→ **REQUIREMENT**:
Each line below should be written out again exactly.

=== Begin Enclosure ===

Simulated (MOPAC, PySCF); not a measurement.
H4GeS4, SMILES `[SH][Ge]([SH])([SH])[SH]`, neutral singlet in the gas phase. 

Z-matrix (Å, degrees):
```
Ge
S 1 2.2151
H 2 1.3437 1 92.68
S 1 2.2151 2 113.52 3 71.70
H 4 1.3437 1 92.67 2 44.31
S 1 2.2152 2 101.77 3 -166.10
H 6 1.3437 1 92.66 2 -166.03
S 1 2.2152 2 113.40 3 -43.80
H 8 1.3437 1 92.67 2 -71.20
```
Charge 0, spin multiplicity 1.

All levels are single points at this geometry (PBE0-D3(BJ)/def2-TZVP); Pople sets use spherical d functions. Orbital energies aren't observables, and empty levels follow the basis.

=== End Enclosure ===

→ **WRITTEN ANSWER**:
Simulated (MOPAC, PySCF); not a measurement.
H4GeS4, SMILES `[SH][Ge]([SH])([SH])[SH]`, neutral singlet in the gas phase. 

Z-matrix (Å, degrees):
```
Ge
S 1 2.2151
H 2 1.3437 1 92.68
S 1 2.2151 2 113.52 3 71.70
H 4 1.3437 1 92.67 2 44.31
S 1 2.2152 2 101.77 3 -166.10
H 6 1.3437 1 92.66 2 -166.03
S 1 2.2152 2 113.40 3 -43.80
H 8 1.3437 1 92.67 2 -71.20
```
Charge 0, spin multiplicity 1.

All levels are single points at this geometry (PBE0-D3(BJ)/def2-TZVP); Pople sets use spherical d functions. Orbital energies aren't observables, and empty levels follow the basis.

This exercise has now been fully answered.